Requirement:
Retype the data in its entirety, with no word changed.

Dataset excerpts:
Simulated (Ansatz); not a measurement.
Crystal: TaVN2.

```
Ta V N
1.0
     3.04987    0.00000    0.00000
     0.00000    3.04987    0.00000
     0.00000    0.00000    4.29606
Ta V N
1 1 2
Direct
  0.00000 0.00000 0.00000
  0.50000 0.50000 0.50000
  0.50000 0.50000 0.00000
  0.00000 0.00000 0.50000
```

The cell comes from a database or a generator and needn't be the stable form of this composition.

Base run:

Response area:
Simulated (Ansatz); not a measurement.
Crystal: TaVN2.

```
Ta V N
1.0
     3.04987    0.00000    0.00000
     0.00000    3.04987    0.00000
     0.00000    0.00000    4.29606
Ta V N
1 1 2
Direct
  0.00000 0.00000 0.00000
  0.50000 0.50000 0.50000
  0.50000 0.50000 0.00000
  0.00000 0.00000 0.50000
```

The cell comes from a database or a generator and needn't be the stable form of this composition.

Base run:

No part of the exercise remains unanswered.